*** Data supplied Section Begins ***
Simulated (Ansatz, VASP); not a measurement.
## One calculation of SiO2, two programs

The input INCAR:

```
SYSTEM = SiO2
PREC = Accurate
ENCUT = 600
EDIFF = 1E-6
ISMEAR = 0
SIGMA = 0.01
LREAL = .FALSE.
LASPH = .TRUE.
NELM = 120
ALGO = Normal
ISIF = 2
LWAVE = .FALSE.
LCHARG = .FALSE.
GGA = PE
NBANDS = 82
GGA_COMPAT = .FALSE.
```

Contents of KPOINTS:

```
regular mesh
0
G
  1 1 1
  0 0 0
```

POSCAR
*** Data supplied Section Ends ***

Once the records are read, print each of them exactly as written.

Worked solution:
Simulated (Ansatz, VASP); not a measurement.
## One calculation of SiO2, two programs

The input INCAR:

```
SYSTEM = SiO2
PREC = Accurate
ENCUT = 600
EDIFF = 1E-6
ISMEAR = 0
SIGMA = 0.01
LREAL = .FALSE.
LASPH = .TRUE.
NELM = 120
ALGO = Normal
ISIF = 2
LWAVE = .FALSE.
LCHARG = .FALSE.
GGA = PE
NBANDS = 82
GGA_COMPAT = .FALSE.
```

Contents of KPOINTS:

```
regular mesh
0
G
  1 1 1
  0 0 0
```

POSCAR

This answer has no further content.